*** Opening Record extracts ***

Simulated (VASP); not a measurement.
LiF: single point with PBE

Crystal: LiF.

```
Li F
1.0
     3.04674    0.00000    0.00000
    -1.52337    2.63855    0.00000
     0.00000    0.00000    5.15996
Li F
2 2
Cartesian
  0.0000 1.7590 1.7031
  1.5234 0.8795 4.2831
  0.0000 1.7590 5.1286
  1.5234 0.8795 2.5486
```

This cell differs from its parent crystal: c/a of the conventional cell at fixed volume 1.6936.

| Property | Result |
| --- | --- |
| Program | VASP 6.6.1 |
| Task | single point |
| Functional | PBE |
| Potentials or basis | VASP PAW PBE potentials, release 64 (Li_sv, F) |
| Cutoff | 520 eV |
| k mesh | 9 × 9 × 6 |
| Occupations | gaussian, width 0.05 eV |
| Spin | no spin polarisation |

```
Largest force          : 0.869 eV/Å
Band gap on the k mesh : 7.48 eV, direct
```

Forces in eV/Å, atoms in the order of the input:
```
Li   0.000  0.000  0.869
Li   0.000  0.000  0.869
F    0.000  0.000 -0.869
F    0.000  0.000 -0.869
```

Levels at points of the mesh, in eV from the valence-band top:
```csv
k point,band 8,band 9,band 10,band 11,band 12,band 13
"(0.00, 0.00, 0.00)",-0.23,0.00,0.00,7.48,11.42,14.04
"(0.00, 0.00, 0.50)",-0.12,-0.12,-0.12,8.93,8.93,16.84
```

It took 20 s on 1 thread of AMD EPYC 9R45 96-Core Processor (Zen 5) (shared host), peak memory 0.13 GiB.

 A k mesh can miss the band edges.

*** Closing Record extracts ***

- Activity -
Retype only this portion of the data above: the line containing "Forces in eV/Å, atoms", the line containing "It took 20 s", and all lines between them, exactly.

- Response box -
Forces in eV/Å, atoms in the order of the input:
```
Li   0.000  0.000  0.869
Li   0.000  0.000  0.869
F    0.000  0.000 -0.869
F    0.000  0.000 -0.869
```

Levels at points of the mesh, in eV from the valence-band top:
```csv
k point,band 8,band 9,band 10,band 11,band 12,band 13
"(0.00, 0.00, 0.00)",-0.23,0.00,0.00,7.48,11.42,14.04
"(0.00, 0.00, 0.50)",-0.12,-0.12,-0.12,8.93,8.93,16.84
```

It took 20 s on 1 thread of AMD EPYC 9R45 96-Core Processor (Zen 5) (shared host), peak memory 0.13 GiB.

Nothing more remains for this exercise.